Available data:
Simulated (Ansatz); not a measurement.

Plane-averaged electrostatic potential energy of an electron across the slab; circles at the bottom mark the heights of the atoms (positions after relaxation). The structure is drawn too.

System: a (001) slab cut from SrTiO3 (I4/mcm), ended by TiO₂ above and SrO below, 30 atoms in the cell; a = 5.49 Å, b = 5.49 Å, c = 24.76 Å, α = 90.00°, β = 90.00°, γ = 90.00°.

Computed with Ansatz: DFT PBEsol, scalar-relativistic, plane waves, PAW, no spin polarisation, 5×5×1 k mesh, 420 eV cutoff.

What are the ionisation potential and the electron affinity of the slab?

Requirement: Return every line of the material exactly.

Answer section:
Simulated (Ansatz); not a measurement.

Plane-averaged electrostatic potential energy of an electron across the slab; circles at the bottom mark the heights of the atoms (positions after relaxation). The structure is drawn too.

System: a (001) slab cut from SrTiO3 (I4/mcm), ended by TiO₂ above and SrO below, 30 atoms in the cell; a = 5.49 Å, b = 5.49 Å, c = 24.76 Å, α = 90.00°, β = 90.00°, γ = 90.00°.

Computed with Ansatz: DFT PBEsol, scalar-relativistic, plane waves, PAW, no spin polarisation, 5×5×1 k mesh, 420 eV cutoff.

What are the ionisation potential and the electron affinity of the slab?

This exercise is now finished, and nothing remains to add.